Records shown section start

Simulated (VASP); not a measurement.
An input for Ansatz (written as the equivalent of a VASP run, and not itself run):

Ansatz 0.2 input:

Records shown section end

The material above is to be transcribed in full, exactly as it stands.

* Exercise response:
Simulated (VASP); not a measurement.
An input for Ansatz (written as the equivalent of a VASP run, and not itself run):

Ansatz 0.2 input:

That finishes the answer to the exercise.